Supplied entries -
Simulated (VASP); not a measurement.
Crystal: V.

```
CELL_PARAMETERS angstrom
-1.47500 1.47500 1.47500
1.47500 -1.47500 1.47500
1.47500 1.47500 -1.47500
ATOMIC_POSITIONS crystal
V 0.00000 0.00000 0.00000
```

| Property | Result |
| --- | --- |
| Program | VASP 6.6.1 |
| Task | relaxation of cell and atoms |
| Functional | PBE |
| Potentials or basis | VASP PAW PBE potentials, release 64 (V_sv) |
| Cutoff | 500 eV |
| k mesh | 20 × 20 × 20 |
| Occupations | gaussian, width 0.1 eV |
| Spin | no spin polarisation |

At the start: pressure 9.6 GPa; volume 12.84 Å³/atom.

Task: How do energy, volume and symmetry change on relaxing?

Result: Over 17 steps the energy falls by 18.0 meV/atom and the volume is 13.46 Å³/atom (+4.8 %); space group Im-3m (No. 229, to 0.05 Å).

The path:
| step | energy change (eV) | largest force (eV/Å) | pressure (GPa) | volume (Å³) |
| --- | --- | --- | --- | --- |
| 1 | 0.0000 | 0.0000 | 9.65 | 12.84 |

Activity - Using the data above, extract exactly the lines from the one that holds "Crystal: V." to the one that holds "Task: How do", both ends included, and no others.

Worked solution -
Crystal: V.

```
CELL_PARAMETERS angstrom
-1.47500 1.47500 1.47500
1.47500 -1.47500 1.47500
1.47500 1.47500 -1.47500
ATOMIC_POSITIONS crystal
V 0.00000 0.00000 0.00000
```

| Property | Result |
| --- | --- |
| Program | VASP 6.6.1 |
| Task | relaxation of cell and atoms |
| Functional | PBE |
| Potentials or basis | VASP PAW PBE potentials, release 64 (V_sv) |
| Cutoff | 500 eV |
| k mesh | 20 × 20 × 20 |
| Occupations | gaussian, width 0.1 eV |
| Spin | no spin polarisation |

At the start: pressure 9.6 GPa; volume 12.84 Å³/atom.

Task: How do energy, volume and symmetry change on relaxing?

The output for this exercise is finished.